### BRIEF
Everything from the first line below through the line with "A k mesh can" is to be transcribed exactly, and nothing past it.

### EXTRACTED MATERIAL
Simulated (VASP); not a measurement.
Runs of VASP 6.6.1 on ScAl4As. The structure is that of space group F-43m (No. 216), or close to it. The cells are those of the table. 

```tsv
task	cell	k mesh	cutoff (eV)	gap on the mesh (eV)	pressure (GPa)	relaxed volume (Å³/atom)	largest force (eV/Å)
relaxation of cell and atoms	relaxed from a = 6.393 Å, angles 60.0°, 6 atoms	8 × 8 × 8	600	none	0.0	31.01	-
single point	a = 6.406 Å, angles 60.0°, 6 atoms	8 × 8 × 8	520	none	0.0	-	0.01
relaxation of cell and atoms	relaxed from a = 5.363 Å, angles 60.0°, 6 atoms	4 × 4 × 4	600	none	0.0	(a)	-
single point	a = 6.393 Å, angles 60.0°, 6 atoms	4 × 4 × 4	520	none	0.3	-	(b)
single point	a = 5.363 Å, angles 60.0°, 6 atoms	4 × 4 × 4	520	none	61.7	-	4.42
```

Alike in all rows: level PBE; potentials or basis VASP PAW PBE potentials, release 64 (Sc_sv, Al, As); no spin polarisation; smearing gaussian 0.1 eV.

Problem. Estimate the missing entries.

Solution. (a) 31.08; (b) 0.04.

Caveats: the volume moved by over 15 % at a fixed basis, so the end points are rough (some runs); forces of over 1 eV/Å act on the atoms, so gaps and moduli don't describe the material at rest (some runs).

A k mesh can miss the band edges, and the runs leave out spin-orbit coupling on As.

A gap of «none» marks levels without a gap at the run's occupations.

### RESPONSE AREA
Simulated (VASP); not a measurement.
Runs of VASP 6.6.1 on ScAl4As. The structure is that of space group F-43m (No. 216), or close to it. The cells are those of the table. 

```tsv
task	cell	k mesh	cutoff (eV)	gap on the mesh (eV)	pressure (GPa)	relaxed volume (Å³/atom)	largest force (eV/Å)
relaxation of cell and atoms	relaxed from a = 6.393 Å, angles 60.0°, 6 atoms	8 × 8 × 8	600	none	0.0	31.01	-
single point	a = 6.406 Å, angles 60.0°, 6 atoms	8 × 8 × 8	520	none	0.0	-	0.01
relaxation of cell and atoms	relaxed from a = 5.363 Å, angles 60.0°, 6 atoms	4 × 4 × 4	600	none	0.0	(a)	-
single point	a = 6.393 Å, angles 60.0°, 6 atoms	4 × 4 × 4	520	none	0.3	-	(b)
single point	a = 5.363 Å, angles 60.0°, 6 atoms	4 × 4 × 4	520	none	61.7	-	4.42
```

Alike in all rows: level PBE; potentials or basis VASP PAW PBE potentials, release 64 (Sc_sv, Al, As); no spin polarisation; smearing gaussian 0.1 eV.

Problem. Estimate the missing entries.

Solution. (a) 31.08; (b) 0.04.

Caveats: the volume moved by over 15 % at a fixed basis, so the end points are rough (some runs); forces of over 1 eV/Å act on the atoms, so gaps and moduli don't describe the material at rest (some runs).

A k mesh can miss the band edges, and the runs leave out spin-orbit coupling on As.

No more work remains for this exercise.